## Material shown
>>>>>
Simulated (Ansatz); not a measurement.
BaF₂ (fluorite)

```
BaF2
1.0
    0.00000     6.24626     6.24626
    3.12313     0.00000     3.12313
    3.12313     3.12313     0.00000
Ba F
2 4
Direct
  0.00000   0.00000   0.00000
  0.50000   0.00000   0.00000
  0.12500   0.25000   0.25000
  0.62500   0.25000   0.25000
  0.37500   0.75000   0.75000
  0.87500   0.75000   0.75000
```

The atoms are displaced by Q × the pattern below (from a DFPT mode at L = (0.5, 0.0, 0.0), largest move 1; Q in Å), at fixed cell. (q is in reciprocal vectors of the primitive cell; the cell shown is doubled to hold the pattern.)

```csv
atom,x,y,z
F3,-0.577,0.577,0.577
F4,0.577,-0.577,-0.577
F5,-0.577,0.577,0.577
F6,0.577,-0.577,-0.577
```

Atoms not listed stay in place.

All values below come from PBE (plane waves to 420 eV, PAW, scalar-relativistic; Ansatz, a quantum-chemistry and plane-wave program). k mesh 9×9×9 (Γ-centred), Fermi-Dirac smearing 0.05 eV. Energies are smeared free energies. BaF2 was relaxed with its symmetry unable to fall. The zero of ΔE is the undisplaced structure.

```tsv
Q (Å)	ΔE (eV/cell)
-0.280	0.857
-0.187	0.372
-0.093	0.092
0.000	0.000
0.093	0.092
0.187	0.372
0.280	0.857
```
<<<<<

## Requirement
Type out the records above again, exactly the same.

## Task output
Simulated (Ansatz); not a measurement.
BaF₂ (fluorite)

```
BaF2
1.0
    0.00000     6.24626     6.24626
    3.12313     0.00000     3.12313
    3.12313     3.12313     0.00000
Ba F
2 4
Direct
  0.00000   0.00000   0.00000
  0.50000   0.00000   0.00000
  0.12500   0.25000   0.25000
  0.62500   0.25000   0.25000
  0.37500   0.75000   0.75000
  0.87500   0.75000   0.75000
```

The atoms are displaced by Q × the pattern below (from a DFPT mode at L = (0.5, 0.0, 0.0), largest move 1; Q in Å), at fixed cell. (q is in reciprocal vectors of the primitive cell; the cell shown is doubled to hold the pattern.)

```csv
atom,x,y,z
F3,-0.577,0.577,0.577
F4,0.577,-0.577,-0.577
F5,-0.577,0.577,0.577
F6,0.577,-0.577,-0.577
```

Atoms not listed stay in place.

All values below come from PBE (plane waves to 420 eV, PAW, scalar-relativistic; Ansatz, a quantum-chemistry and plane-wave program). k mesh 9×9×9 (Γ-centred), Fermi-Dirac smearing 0.05 eV. Energies are smeared free energies. BaF2 was relaxed with its symmetry unable to fall. The zero of ΔE is the undisplaced structure.

```tsv
Q (Å)	ΔE (eV/cell)
-0.280	0.857
-0.187	0.372
-0.093	0.092
0.000	0.000
0.093	0.092
0.187	0.372
0.280	0.857
```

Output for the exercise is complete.